######

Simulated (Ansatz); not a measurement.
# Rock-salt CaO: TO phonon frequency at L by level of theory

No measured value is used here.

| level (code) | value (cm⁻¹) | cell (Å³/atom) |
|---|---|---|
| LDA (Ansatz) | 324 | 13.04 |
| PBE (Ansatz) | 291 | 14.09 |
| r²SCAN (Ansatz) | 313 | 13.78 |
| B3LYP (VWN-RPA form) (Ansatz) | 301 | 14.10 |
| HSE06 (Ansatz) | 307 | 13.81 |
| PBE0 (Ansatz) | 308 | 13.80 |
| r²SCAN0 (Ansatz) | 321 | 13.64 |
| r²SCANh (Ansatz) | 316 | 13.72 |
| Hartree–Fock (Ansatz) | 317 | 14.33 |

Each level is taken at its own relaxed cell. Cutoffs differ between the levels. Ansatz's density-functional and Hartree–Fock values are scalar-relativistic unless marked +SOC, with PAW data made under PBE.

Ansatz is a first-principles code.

######

§ **Work task**:
Return nothing but the lines from the start of the listing above through the line containing "Each level is", exactly as given.

§ **Exercise solution**:
Simulated (Ansatz); not a measurement.
# Rock-salt CaO: TO phonon frequency at L by level of theory

No measured value is used here.

| level (code) | value (cm⁻¹) | cell (Å³/atom) |
|---|---|---|
| LDA (Ansatz) | 324 | 13.04 |
| PBE (Ansatz) | 291 | 14.09 |
| r²SCAN (Ansatz) | 313 | 13.78 |
| B3LYP (VWN-RPA form) (Ansatz) | 301 | 14.10 |
| HSE06 (Ansatz) | 307 | 13.81 |
| PBE0 (Ansatz) | 308 | 13.80 |
| r²SCAN0 (Ansatz) | 321 | 13.64 |
| r²SCANh (Ansatz) | 316 | 13.72 |
| Hartree–Fock (Ansatz) | 317 | 14.33 |

Each level is taken at its own relaxed cell. Cutoffs differ between the levels. Ansatz's density-functional and Hartree–Fock values are scalar-relativistic unless marked +SOC, with PAW data made under PBE.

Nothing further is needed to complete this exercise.